▶ REQUIRED ACTION: Extract each line of the data below exactly as written.

▶ ENTRIES PROVIDED:

════════════════

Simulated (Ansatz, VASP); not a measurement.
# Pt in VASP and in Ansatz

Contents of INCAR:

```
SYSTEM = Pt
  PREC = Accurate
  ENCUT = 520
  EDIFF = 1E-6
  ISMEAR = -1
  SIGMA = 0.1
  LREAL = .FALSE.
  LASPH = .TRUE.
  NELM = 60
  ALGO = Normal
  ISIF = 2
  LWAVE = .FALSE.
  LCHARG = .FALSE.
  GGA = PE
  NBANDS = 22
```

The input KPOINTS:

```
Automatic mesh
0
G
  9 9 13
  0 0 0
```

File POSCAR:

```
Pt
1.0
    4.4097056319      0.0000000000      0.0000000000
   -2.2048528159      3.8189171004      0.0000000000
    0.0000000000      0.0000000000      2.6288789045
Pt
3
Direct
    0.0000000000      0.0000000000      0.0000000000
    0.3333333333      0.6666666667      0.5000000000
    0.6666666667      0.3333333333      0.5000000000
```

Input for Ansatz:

════════════════

▶ PROBLEM SOLUTION:
Simulated (Ansatz, VASP); not a measurement.
# Pt in VASP and in Ansatz

Contents of INCAR:

```
SYSTEM = Pt
  PREC = Accurate
  ENCUT = 520
  EDIFF = 1E-6
  ISMEAR = -1
  SIGMA = 0.1
  LREAL = .FALSE.
  LASPH = .TRUE.
  NELM = 60
  ALGO = Normal
  ISIF = 2
  LWAVE = .FALSE.
  LCHARG = .FALSE.
  GGA = PE
  NBANDS = 22
```

The input KPOINTS:

```
Automatic mesh
0
G
  9 9 13
  0 0 0
```

File POSCAR:

```
Pt
1.0
    4.4097056319      0.0000000000      0.0000000000
   -2.2048528159      3.8189171004      0.0000000000
    0.0000000000      0.0000000000      2.6288789045
Pt
3
Direct
    0.0000000000      0.0000000000      0.0000000000
    0.3333333333      0.6666666667      0.5000000000
    0.6666666667      0.3333333333      0.5000000000
```

Input for Ansatz:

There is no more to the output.